Starting at the top of the entries below, print each line exactly until the line with "Atom by atom" has been printed too.

=== Section Start ===

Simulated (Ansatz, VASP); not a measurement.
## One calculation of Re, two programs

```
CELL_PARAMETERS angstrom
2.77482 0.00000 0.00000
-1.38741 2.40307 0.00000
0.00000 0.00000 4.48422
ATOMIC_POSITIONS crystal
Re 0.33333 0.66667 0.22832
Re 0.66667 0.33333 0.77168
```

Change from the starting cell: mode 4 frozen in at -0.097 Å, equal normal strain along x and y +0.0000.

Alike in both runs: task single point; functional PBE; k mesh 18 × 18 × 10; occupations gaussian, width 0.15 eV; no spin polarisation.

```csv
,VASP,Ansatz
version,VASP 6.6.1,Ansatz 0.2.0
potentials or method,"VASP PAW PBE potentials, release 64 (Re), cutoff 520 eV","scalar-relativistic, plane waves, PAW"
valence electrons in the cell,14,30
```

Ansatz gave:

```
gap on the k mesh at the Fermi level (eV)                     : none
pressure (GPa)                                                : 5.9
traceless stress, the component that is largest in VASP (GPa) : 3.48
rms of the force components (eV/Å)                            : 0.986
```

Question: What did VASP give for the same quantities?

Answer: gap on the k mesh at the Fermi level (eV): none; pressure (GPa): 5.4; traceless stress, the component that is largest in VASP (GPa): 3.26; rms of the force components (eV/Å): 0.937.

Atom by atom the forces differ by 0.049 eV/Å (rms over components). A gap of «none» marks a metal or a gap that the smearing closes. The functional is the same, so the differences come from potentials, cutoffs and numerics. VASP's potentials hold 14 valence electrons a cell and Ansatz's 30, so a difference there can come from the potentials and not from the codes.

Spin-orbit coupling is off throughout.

=== Section End ===

RESPONSE BOX:
Simulated (Ansatz, VASP); not a measurement.
## One calculation of Re, two programs

```
CELL_PARAMETERS angstrom
2.77482 0.00000 0.00000
-1.38741 2.40307 0.00000
0.00000 0.00000 4.48422
ATOMIC_POSITIONS crystal
Re 0.33333 0.66667 0.22832
Re 0.66667 0.33333 0.77168
```

Change from the starting cell: mode 4 frozen in at -0.097 Å, equal normal strain along x and y +0.0000.

Alike in both runs: task single point; functional PBE; k mesh 18 × 18 × 10; occupations gaussian, width 0.15 eV; no spin polarisation.

```csv
,VASP,Ansatz
version,VASP 6.6.1,Ansatz 0.2.0
potentials or method,"VASP PAW PBE potentials, release 64 (Re), cutoff 520 eV","scalar-relativistic, plane waves, PAW"
valence electrons in the cell,14,30
```

Ansatz gave:

```
gap on the k mesh at the Fermi level (eV)                     : none
pressure (GPa)                                                : 5.9
traceless stress, the component that is largest in VASP (GPa) : 3.48
rms of the force components (eV/Å)                            : 0.986
```

Question: What did VASP give for the same quantities?

Answer: gap on the k mesh at the Fermi level (eV): none; pressure (GPa): 5.4; traceless stress, the component that is largest in VASP (GPa): 3.26; rms of the force components (eV/Å): 0.937.

Atom by atom the forces differ by 0.049 eV/Å (rms over components). A gap of «none» marks a metal or a gap that the smearing closes. The functional is the same, so the differences come from potentials, cutoffs and numerics. VASP's potentials hold 14 valence electrons a cell and Ansatz's 30, so a difference there can come from the potentials and not from the codes.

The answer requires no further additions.